(DATA UNDER STUDY):
═══

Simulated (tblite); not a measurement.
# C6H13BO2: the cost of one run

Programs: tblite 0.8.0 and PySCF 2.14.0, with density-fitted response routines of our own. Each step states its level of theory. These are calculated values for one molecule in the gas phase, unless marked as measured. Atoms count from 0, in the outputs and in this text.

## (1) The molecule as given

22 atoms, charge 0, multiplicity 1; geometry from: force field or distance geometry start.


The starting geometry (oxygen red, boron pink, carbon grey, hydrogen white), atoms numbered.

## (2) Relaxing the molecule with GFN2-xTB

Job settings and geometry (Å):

═══

(ASSIGNED TASK):
Please print each entry once more, exactly as it reads.

(YOUR RESPONSE):
Simulated (tblite); not a measurement.
# C6H13BO2: the cost of one run

Programs: tblite 0.8.0 and PySCF 2.14.0, with density-fitted response routines of our own. Each step states its level of theory. These are calculated values for one molecule in the gas phase, unless marked as measured. Atoms count from 0, in the outputs and in this text.

## (1) The molecule as given

22 atoms, charge 0, multiplicity 1; geometry from: force field or distance geometry start.


The starting geometry (oxygen red, boron pink, carbon grey, hydrogen white), atoms numbered.

## (2) Relaxing the molecule with GFN2-xTB

Job settings and geometry (Å):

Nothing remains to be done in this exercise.